Data extract:
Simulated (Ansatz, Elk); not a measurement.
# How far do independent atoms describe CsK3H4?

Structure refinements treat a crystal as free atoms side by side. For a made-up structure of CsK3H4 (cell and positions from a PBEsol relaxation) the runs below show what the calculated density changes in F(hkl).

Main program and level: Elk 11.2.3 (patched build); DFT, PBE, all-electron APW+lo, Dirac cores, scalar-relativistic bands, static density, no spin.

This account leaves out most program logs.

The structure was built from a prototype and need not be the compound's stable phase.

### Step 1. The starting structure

Work item: In your reply, restate every entry exactly.

Task response:
Simulated (Ansatz, Elk); not a measurement.
# How far do independent atoms describe CsK3H4?

Structure refinements treat a crystal as free atoms side by side. For a made-up structure of CsK3H4 (cell and positions from a PBEsol relaxation) the runs below show what the calculated density changes in F(hkl).

Main program and level: Elk 11.2.3 (patched build); DFT, PBE, all-electron APW+lo, Dirac cores, scalar-relativistic bands, static density, no spin.

This account leaves out most program logs.

The structure was built from a prototype and need not be the compound's stable phase.

### Step 1. The starting structure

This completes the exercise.